ENTRIES SHOWN.
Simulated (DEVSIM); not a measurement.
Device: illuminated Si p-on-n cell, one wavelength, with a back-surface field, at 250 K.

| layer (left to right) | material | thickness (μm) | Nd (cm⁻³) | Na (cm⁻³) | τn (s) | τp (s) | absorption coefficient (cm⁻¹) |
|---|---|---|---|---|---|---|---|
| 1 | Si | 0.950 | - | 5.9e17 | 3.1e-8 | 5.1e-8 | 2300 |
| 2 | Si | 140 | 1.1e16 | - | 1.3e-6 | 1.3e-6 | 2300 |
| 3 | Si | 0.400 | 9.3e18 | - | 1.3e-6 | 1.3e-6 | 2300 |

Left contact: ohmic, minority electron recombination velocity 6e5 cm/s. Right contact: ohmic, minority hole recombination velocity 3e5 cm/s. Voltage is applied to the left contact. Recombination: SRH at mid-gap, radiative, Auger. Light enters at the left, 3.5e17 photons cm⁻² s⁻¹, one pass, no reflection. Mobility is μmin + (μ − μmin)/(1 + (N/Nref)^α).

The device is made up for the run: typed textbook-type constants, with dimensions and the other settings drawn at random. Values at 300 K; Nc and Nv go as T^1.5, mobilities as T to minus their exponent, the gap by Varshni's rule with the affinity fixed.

REQUIREMENT.
Please write out exactly the lines from the start of the data through the line that contains "Left contact: ohmic, minority", both ends included, and nothing else.

TASK SOLUTION.
Simulated (DEVSIM); not a measurement.
Device: illuminated Si p-on-n cell, one wavelength, with a back-surface field, at 250 K.

| layer (left to right) | material | thickness (μm) | Nd (cm⁻³) | Na (cm⁻³) | τn (s) | τp (s) | absorption coefficient (cm⁻¹) |
|---|---|---|---|---|---|---|---|
| 1 | Si | 0.950 | - | 5.9e17 | 3.1e-8 | 5.1e-8 | 2300 |
| 2 | Si | 140 | 1.1e16 | - | 1.3e-6 | 1.3e-6 | 2300 |
| 3 | Si | 0.400 | 9.3e18 | - | 1.3e-6 | 1.3e-6 | 2300 |

Left contact: ohmic, minority electron recombination velocity 6e5 cm/s. Right contact: ohmic, minority hole recombination velocity 3e5 cm/s. Voltage is applied to the left contact. Recombination: SRH at mid-gap, radiative, Auger. Light enters at the left, 3.5e17 photons cm⁻² s⁻¹, one pass, no reflection. Mobility is μmin + (μ − μmin)/(1 + (N/Nref)^α).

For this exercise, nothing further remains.